### WORK ITEM
Locate the line bearing "A: Zero (bands 9 and 10 overlap by 1.22 eV)." in the material below, then reproduce it and each following line up to and including the line bearing "A: 31.7 GPa.".

### SUPPLIED MATERIAL
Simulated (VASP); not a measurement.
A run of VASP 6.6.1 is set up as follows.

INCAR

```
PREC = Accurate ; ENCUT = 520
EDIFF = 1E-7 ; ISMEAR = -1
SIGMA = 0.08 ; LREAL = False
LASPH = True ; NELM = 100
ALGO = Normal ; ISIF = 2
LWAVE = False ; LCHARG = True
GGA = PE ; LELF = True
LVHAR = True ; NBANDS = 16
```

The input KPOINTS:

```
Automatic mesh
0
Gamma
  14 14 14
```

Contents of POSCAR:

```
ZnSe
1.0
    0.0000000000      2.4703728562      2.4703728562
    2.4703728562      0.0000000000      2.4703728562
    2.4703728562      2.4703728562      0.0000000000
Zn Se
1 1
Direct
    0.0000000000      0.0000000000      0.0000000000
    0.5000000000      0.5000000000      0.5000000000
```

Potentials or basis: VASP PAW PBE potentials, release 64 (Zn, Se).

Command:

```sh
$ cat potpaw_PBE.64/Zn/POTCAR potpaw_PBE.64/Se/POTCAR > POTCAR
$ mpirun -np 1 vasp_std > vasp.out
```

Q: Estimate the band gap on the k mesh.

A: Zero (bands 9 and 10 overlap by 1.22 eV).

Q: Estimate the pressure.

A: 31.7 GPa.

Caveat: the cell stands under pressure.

### ANSWER SPACE
A: Zero (bands 9 and 10 overlap by 1.22 eV).

Q: Estimate the pressure.

A: 31.7 GPa.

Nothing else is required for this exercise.